** Data shown follows **
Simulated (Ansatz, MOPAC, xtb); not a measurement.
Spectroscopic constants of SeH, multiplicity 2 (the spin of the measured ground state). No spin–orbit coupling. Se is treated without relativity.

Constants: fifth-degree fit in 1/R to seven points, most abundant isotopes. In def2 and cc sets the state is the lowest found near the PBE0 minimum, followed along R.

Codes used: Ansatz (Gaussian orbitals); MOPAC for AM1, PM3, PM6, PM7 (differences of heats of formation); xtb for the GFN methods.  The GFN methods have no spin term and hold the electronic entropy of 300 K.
** End of Data shown **

Lines from the top of the entries through the line with "Constants: fifth-degree fit" are to be transcribed exactly, and nothing more.

#### [Exercise result]
Simulated (Ansatz, MOPAC, xtb); not a measurement.
Spectroscopic constants of SeH, multiplicity 2 (the spin of the measured ground state). No spin–orbit coupling. Se is treated without relativity.

Constants: fifth-degree fit in 1/R to seven points, most abundant isotopes. In def2 and cc sets the state is the lowest found near the PBE0 minimum, followed along R.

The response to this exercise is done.